- Opening Delimiter -

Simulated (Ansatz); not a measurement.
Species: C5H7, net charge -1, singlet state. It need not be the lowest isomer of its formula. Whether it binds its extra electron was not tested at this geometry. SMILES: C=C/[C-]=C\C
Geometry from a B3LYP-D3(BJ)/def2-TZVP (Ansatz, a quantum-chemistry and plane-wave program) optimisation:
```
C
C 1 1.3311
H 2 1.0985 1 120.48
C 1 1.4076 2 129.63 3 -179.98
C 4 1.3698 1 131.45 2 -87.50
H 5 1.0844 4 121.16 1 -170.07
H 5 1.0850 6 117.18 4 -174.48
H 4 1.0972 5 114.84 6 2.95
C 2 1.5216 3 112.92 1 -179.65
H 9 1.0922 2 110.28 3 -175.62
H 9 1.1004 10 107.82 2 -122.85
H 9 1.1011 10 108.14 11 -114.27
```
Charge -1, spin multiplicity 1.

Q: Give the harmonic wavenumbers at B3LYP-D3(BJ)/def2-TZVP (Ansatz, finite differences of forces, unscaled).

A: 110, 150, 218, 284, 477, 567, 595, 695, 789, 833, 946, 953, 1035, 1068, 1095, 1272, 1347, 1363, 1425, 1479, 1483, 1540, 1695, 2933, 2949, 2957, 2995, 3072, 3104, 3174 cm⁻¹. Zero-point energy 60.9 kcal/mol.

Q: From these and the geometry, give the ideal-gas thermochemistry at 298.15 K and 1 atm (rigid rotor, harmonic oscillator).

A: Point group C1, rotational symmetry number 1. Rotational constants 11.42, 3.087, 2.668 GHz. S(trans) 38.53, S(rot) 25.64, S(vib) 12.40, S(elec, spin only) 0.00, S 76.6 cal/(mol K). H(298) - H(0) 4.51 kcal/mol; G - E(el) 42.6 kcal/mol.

- Closing Delimiter -

▸ **REQUIRED ACTION**
In the data above, start at the line that has "Species: C5H7, net", stop after the line that has "Q: Give the", and print every line in between exactly as it stands.

▸ **RESPONSE**
Species: C5H7, net charge -1, singlet state. It need not be the lowest isomer of its formula. Whether it binds its extra electron was not tested at this geometry. SMILES: C=C/[C-]=C\C
Geometry from a B3LYP-D3(BJ)/def2-TZVP (Ansatz, a quantum-chemistry and plane-wave program) optimisation:
```
C
C 1 1.3311
H 2 1.0985 1 120.48
C 1 1.4076 2 129.63 3 -179.98
C 4 1.3698 1 131.45 2 -87.50
H 5 1.0844 4 121.16 1 -170.07
H 5 1.0850 6 117.18 4 -174.48
H 4 1.0972 5 114.84 6 2.95
C 2 1.5216 3 112.92 1 -179.65
H 9 1.0922 2 110.28 3 -175.62
H 9 1.1004 10 107.82 2 -122.85
H 9 1.1011 10 108.14 11 -114.27
```
Charge -1, spin multiplicity 1.

Q: Give the harmonic wavenumbers at B3LYP-D3(BJ)/def2-TZVP (Ansatz, finite differences of forces, unscaled).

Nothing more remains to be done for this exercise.